Record extracts:
-*-*-

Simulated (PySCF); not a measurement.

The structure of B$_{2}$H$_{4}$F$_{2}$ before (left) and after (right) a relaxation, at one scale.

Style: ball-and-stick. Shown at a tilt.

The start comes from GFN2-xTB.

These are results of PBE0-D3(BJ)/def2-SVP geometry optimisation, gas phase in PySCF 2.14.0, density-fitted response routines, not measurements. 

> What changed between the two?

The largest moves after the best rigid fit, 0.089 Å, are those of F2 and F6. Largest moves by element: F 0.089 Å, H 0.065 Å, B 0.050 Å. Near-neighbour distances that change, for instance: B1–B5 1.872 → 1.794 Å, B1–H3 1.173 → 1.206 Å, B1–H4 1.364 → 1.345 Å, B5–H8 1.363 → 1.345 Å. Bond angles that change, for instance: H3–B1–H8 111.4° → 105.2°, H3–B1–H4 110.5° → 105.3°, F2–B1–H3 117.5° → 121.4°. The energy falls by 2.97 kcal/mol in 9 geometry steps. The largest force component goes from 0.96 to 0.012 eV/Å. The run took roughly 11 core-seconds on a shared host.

-*-*-

Required action: Without omission, return all of the records exactly as given.

Answer space:
Simulated (PySCF); not a measurement.

The structure of B$_{2}$H$_{4}$F$_{2}$ before (left) and after (right) a relaxation, at one scale.

Style: ball-and-stick. Shown at a tilt.

The start comes from GFN2-xTB.

These are results of PBE0-D3(BJ)/def2-SVP geometry optimisation, gas phase in PySCF 2.14.0, density-fitted response routines, not measurements. 

> What changed between the two?

The largest moves after the best rigid fit, 0.089 Å, are those of F2 and F6. Largest moves by element: F 0.089 Å, H 0.065 Å, B 0.050 Å. Near-neighbour distances that change, for instance: B1–B5 1.872 → 1.794 Å, B1–H3 1.173 → 1.206 Å, B1–H4 1.364 → 1.345 Å, B5–H8 1.363 → 1.345 Å. Bond angles that change, for instance: H3–B1–H8 111.4° → 105.2°, H3–B1–H4 110.5° → 105.3°, F2–B1–H3 117.5° → 121.4°. The energy falls by 2.97 kcal/mol in 9 geometry steps. The largest force component goes from 0.96 to 0.012 eV/Å. The run took roughly 11 core-seconds on a shared host.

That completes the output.